**Dataset records**
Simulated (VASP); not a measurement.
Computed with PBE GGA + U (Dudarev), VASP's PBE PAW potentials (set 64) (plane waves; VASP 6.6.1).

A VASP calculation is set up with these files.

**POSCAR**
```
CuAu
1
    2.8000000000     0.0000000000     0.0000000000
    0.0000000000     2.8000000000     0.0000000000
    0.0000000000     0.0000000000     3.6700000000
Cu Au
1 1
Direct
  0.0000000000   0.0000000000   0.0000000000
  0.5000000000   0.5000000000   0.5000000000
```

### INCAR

**Work item**
Write every entry out again, exactly as it stands.

**Problem solution**
Simulated (VASP); not a measurement.
Computed with PBE GGA + U (Dudarev), VASP's PBE PAW potentials (set 64) (plane waves; VASP 6.6.1).

A VASP calculation is set up with these files.

**POSCAR**
```
CuAu
1
    2.8000000000     0.0000000000     0.0000000000
    0.0000000000     2.8000000000     0.0000000000
    0.0000000000     0.0000000000     3.6700000000
Cu Au
1 1
Direct
  0.0000000000   0.0000000000   0.0000000000
  0.5000000000   0.5000000000   0.5000000000
```

### INCAR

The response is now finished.